Restate word for word the lines that begin the listing and end with the line holding "# Twisted graphene".

- - - -
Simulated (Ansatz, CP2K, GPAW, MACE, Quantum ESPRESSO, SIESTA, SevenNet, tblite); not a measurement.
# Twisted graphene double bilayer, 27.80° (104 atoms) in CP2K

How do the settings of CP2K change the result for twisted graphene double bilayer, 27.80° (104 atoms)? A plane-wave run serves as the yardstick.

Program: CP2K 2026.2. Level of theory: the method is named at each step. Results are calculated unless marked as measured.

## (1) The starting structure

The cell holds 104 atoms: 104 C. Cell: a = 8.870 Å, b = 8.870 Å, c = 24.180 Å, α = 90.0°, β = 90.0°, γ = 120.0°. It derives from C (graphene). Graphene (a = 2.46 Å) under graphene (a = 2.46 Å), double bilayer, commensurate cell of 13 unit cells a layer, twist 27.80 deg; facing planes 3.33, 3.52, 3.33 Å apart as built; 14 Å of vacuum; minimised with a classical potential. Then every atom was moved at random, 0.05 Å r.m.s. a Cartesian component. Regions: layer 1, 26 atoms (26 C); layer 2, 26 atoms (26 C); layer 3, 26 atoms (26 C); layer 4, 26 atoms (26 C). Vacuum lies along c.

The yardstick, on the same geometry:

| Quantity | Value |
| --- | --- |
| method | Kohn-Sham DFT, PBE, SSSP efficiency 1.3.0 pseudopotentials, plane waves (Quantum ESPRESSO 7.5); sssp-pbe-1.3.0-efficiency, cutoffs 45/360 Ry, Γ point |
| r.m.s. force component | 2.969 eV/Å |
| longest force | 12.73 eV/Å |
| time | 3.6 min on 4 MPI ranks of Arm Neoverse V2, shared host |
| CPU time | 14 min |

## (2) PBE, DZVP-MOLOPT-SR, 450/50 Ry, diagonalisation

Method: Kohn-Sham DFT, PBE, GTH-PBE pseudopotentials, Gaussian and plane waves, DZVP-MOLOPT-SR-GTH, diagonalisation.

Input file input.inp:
- - - -

» Response box:
Simulated (Ansatz, CP2K, GPAW, MACE, Quantum ESPRESSO, SIESTA, SevenNet, tblite); not a measurement.
# Twisted graphene double bilayer, 27.80° (104 atoms) in CP2K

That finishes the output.